Task item> Reproduce each line below with no alterations.

Material provided>
□ □ □

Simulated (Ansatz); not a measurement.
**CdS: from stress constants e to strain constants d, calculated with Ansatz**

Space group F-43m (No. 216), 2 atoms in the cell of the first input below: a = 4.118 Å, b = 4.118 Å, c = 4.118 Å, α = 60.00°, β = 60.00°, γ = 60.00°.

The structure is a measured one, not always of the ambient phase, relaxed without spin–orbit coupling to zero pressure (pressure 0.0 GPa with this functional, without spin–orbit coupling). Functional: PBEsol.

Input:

□ □ □

Worked solution>
Simulated (Ansatz); not a measurement.
**CdS: from stress constants e to strain constants d, calculated with Ansatz**

Space group F-43m (No. 216), 2 atoms in the cell of the first input below: a = 4.118 Å, b = 4.118 Å, c = 4.118 Å, α = 60.00°, β = 60.00°, γ = 60.00°.

The structure is a measured one, not always of the ambient phase, relaxed without spin–orbit coupling to zero pressure (pressure 0.0 GPa with this functional, without spin–orbit coupling). Functional: PBEsol.

Input:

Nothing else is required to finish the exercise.